Action item: Each record should be written out exactly as it stands.

Extracted records:
——————————

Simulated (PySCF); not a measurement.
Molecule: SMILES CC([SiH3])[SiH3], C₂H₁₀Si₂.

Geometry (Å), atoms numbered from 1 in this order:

——————————

Exercise response:
Simulated (PySCF); not a measurement.
Molecule: SMILES CC([SiH3])[SiH3], C₂H₁₀Si₂.

Geometry (Å), atoms numbered from 1 in this order:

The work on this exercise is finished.